Segment Start: ENTRIES PROVIDED

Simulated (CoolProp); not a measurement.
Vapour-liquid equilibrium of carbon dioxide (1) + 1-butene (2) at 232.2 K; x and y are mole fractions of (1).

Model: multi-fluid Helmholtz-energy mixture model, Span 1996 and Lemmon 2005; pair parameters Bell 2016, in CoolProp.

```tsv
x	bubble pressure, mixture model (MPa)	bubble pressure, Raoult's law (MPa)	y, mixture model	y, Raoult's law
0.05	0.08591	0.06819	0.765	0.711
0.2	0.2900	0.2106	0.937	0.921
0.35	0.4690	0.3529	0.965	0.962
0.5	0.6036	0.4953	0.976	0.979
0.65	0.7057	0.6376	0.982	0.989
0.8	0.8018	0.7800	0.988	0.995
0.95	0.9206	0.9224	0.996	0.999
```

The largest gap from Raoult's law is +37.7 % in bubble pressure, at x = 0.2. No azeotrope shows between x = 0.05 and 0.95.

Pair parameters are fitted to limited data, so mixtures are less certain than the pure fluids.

Segment End: ENTRIES PROVIDED

Quote exactly the stretch of lines above that starts at the first one and ends at the line with "The largest gap", and nothing beyond it.

Simulated (CoolProp); not a measurement.
Vapour-liquid equilibrium of carbon dioxide (1) + 1-butene (2) at 232.2 K; x and y are mole fractions of (1).

Model: multi-fluid Helmholtz-energy mixture model, Span 1996 and Lemmon 2005; pair parameters Bell 2016, in CoolProp.

```tsv
x	bubble pressure, mixture model (MPa)	bubble pressure, Raoult's law (MPa)	y, mixture model	y, Raoult's law
0.05	0.08591	0.06819	0.765	0.711
0.2	0.2900	0.2106	0.937	0.921
0.35	0.4690	0.3529	0.965	0.962
0.5	0.6036	0.4953	0.976	0.979
0.65	0.7057	0.6376	0.982	0.989
0.8	0.8018	0.7800	0.988	0.995
0.95	0.9206	0.9224	0.996	0.999
```

The largest gap from Raoult's law is +37.7 % in bubble pressure, at x = 0.2. No azeotrope shows between x = 0.05 and 0.95.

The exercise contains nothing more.